Extract the first line through the line containing "The absolute energy" from the listing below, exactly as written.

------------------------------------------------------------------------
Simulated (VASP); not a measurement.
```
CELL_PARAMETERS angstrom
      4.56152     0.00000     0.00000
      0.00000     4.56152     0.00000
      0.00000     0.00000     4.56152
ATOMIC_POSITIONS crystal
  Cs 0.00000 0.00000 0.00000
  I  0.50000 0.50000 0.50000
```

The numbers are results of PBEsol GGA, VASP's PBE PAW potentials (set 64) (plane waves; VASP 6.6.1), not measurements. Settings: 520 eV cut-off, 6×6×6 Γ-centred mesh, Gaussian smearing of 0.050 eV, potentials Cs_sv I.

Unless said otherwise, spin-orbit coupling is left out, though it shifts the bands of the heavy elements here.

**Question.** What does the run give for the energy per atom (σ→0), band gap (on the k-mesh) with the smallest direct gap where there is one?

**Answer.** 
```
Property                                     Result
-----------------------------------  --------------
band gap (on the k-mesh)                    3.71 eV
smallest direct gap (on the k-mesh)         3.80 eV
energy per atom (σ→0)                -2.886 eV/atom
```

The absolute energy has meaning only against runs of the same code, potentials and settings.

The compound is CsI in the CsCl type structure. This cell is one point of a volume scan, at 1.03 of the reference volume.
------------------------------------------------------------------------

# Task solution
Simulated (VASP); not a measurement.
```
CELL_PARAMETERS angstrom
      4.56152     0.00000     0.00000
      0.00000     4.56152     0.00000
      0.00000     0.00000     4.56152
ATOMIC_POSITIONS crystal
  Cs 0.00000 0.00000 0.00000
  I  0.50000 0.50000 0.50000
```

The numbers are results of PBEsol GGA, VASP's PBE PAW potentials (set 64) (plane waves; VASP 6.6.1), not measurements. Settings: 520 eV cut-off, 6×6×6 Γ-centred mesh, Gaussian smearing of 0.050 eV, potentials Cs_sv I.

Unless said otherwise, spin-orbit coupling is left out, though it shifts the bands of the heavy elements here.

**Question.** What does the run give for the energy per atom (σ→0), band gap (on the k-mesh) with the smallest direct gap where there is one?

**Answer.** 
```
Property                                     Result
-----------------------------------  --------------
band gap (on the k-mesh)                    3.71 eV
smallest direct gap (on the k-mesh)         3.80 eV
energy per atom (σ→0)                -2.886 eV/atom
```

The absolute energy has meaning only against runs of the same code, potentials and settings.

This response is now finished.